--- RECORDS SHOWN Enclosed Below ---
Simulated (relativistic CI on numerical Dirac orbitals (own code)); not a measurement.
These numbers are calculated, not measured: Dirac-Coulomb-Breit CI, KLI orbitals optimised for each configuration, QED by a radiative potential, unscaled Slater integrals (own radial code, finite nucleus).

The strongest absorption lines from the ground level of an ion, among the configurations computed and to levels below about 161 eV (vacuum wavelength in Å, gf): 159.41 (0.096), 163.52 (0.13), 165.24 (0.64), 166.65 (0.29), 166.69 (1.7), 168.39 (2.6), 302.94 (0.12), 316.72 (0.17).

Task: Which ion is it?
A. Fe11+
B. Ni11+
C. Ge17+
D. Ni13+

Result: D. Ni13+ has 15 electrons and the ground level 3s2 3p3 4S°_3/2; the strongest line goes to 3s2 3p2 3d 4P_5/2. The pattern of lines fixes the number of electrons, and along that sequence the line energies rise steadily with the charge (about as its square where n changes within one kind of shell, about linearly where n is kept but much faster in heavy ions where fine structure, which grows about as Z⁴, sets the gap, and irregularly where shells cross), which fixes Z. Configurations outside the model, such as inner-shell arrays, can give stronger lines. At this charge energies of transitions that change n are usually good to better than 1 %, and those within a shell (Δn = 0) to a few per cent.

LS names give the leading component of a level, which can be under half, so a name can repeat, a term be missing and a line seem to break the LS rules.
--- End of Enclosed RECORDS SHOWN ---

**WORK ITEM**
Take the lines from the start of the records through the line holding "Result: D. Ni13+", both included, and please print them exactly, with nothing else.

**WORKED SOLUTION**
Simulated (relativistic CI on numerical Dirac orbitals (own code)); not a measurement.
These numbers are calculated, not measured: Dirac-Coulomb-Breit CI, KLI orbitals optimised for each configuration, QED by a radiative potential, unscaled Slater integrals (own radial code, finite nucleus).

The strongest absorption lines from the ground level of an ion, among the configurations computed and to levels below about 161 eV (vacuum wavelength in Å, gf): 159.41 (0.096), 163.52 (0.13), 165.24 (0.64), 166.65 (0.29), 166.69 (1.7), 168.39 (2.6), 302.94 (0.12), 316.72 (0.17).

Task: Which ion is it?
A. Fe11+
B. Ni11+
C. Ge17+
D. Ni13+

Result: D. Ni13+ has 15 electrons and the ground level 3s2 3p3 4S°_3/2; the strongest line goes to 3s2 3p2 3d 4P_5/2. The pattern of lines fixes the number of electrons, and along that sequence the line energies rise steadily with the charge (about as its square where n changes within one kind of shell, about linearly where n is kept but much faster in heavy ions where fine structure, which grows about as Z⁴, sets the gap, and irregularly where shells cross), which fixes Z. Configurations outside the model, such as inner-shell arrays, can give stronger lines. At this charge energies of transitions that change n are usually good to better than 1 %, and those within a shell (Δn = 0) to a few per cent.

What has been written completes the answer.